↓↓↓

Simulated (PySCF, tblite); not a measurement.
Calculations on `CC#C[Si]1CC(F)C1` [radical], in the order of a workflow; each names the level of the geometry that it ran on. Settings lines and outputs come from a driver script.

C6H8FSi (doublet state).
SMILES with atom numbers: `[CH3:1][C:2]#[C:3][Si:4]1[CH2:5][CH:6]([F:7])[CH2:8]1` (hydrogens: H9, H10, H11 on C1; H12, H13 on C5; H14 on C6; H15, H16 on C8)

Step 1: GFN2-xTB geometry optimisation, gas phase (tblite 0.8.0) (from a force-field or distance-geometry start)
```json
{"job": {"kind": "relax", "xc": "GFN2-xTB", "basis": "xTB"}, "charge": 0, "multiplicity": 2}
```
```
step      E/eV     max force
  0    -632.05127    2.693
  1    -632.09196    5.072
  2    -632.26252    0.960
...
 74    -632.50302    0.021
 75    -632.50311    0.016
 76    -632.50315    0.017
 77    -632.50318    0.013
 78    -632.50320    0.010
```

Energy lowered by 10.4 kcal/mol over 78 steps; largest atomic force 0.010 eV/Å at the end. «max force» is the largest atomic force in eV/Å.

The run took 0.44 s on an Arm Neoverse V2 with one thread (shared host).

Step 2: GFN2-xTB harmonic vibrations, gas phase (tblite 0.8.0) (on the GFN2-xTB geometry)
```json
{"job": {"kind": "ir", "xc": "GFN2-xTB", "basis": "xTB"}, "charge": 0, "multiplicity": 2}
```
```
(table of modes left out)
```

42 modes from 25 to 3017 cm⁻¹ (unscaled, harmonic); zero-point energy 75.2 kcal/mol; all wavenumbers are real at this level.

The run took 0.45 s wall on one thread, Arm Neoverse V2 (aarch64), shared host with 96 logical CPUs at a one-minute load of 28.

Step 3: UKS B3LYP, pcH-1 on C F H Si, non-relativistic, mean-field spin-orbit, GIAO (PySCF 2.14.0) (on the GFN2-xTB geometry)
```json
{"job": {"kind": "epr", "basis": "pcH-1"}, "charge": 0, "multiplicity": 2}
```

↑↑↑

▸ **Work task**
An exact copy of the lines above, from the one containing "Step 1: GFN2-xTB" down to the one containing "42 modes from" and including both, is the whole answer; retype it and nothing else.

▸ **Task answer**
Step 1: GFN2-xTB geometry optimisation, gas phase (tblite 0.8.0) (from a force-field or distance-geometry start)
```json
{"job": {"kind": "relax", "xc": "GFN2-xTB", "basis": "xTB"}, "charge": 0, "multiplicity": 2}
```
```
step      E/eV     max force
  0    -632.05127    2.693
  1    -632.09196    5.072
  2    -632.26252    0.960
...
 74    -632.50302    0.021
 75    -632.50311    0.016
 76    -632.50315    0.017
 77    -632.50318    0.013
 78    -632.50320    0.010
```

Energy lowered by 10.4 kcal/mol over 78 steps; largest atomic force 0.010 eV/Å at the end. «max force» is the largest atomic force in eV/Å.

The run took 0.44 s on an Arm Neoverse V2 with one thread (shared host).

Step 2: GFN2-xTB harmonic vibrations, gas phase (tblite 0.8.0) (on the GFN2-xTB geometry)
```json
{"job": {"kind": "ir", "xc": "GFN2-xTB", "basis": "xTB"}, "charge": 0, "multiplicity": 2}
```
```
(table of modes left out)
```

42 modes from 25 to 3017 cm⁻¹ (unscaled, harmonic); zero-point energy 75.2 kcal/mol; all wavenumbers are real at this level.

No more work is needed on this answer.